• Required action:
For the records below, output each line exactly as it appears, from the first through the line with "- UKS-TPSSh = unrestricted".

• Record set:
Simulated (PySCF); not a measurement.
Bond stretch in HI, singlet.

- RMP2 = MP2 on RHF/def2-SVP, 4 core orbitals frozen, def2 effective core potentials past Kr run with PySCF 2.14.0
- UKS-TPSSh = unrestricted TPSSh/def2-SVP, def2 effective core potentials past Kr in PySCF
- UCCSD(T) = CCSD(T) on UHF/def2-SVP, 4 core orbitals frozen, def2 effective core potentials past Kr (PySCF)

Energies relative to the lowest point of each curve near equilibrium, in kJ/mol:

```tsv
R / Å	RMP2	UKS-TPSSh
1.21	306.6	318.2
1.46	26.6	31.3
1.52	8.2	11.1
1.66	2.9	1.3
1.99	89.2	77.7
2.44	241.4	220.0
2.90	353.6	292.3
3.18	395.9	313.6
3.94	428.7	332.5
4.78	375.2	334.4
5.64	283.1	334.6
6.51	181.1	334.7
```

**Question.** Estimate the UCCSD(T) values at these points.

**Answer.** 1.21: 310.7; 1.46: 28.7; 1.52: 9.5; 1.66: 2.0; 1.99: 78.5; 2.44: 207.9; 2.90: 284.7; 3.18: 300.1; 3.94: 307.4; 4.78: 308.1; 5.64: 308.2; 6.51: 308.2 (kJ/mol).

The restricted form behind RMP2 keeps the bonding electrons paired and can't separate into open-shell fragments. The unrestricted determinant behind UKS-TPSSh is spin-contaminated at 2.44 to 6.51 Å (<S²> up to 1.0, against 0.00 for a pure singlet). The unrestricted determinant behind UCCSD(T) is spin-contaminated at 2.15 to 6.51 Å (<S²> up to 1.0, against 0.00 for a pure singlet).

• Problem solution:
Simulated (PySCF); not a measurement.
Bond stretch in HI, singlet.

- RMP2 = MP2 on RHF/def2-SVP, 4 core orbitals frozen, def2 effective core potentials past Kr run with PySCF 2.14.0
- UKS-TPSSh = unrestricted TPSSh/def2-SVP, def2 effective core potentials past Kr in PySCF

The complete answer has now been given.